-------- Information supplied
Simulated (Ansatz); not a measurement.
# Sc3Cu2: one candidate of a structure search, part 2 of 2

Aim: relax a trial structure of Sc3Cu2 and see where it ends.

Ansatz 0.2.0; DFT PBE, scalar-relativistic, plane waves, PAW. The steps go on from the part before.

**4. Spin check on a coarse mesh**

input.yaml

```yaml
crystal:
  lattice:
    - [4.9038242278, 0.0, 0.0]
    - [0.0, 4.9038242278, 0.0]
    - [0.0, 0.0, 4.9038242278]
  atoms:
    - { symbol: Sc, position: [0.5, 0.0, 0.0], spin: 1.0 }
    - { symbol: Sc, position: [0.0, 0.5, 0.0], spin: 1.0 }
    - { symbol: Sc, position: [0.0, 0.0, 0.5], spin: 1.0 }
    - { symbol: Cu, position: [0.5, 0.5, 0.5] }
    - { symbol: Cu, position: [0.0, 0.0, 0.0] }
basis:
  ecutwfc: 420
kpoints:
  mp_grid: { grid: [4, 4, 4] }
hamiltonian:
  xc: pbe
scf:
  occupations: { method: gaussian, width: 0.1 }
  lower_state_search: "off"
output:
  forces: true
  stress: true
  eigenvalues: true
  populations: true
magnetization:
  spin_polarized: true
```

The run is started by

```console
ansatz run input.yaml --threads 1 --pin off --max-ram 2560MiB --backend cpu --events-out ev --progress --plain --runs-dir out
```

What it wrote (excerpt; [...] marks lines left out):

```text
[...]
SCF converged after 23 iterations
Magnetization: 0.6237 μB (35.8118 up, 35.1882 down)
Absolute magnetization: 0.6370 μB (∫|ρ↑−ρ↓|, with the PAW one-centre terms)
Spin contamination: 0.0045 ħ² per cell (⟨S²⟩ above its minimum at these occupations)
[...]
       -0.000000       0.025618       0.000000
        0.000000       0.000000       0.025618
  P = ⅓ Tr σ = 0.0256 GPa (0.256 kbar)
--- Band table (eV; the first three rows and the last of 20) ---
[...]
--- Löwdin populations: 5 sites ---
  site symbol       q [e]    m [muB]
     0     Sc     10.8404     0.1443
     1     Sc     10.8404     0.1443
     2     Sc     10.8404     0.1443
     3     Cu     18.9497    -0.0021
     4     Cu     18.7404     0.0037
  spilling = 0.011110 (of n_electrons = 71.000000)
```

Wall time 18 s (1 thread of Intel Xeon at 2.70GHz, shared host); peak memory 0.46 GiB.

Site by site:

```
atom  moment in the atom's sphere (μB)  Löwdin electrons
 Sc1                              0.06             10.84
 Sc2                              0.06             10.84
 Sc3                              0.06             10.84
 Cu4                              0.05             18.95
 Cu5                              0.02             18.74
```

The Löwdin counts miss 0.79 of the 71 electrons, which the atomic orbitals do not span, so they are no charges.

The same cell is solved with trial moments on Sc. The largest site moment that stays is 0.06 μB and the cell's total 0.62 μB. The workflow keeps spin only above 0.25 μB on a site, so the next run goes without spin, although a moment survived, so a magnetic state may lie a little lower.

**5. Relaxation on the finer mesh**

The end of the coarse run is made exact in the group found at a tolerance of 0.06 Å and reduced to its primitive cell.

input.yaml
----------------

- [Work instruction]: The line containing "Aim: relax a" marks the end. Please print exactly every line from the top of the data to it, both included, and nothing more.

- [Written answer]:
Simulated (Ansatz); not a measurement.
# Sc3Cu2: one candidate of a structure search, part 2 of 2

Aim: relax a trial structure of Sc3Cu2 and see where it ends.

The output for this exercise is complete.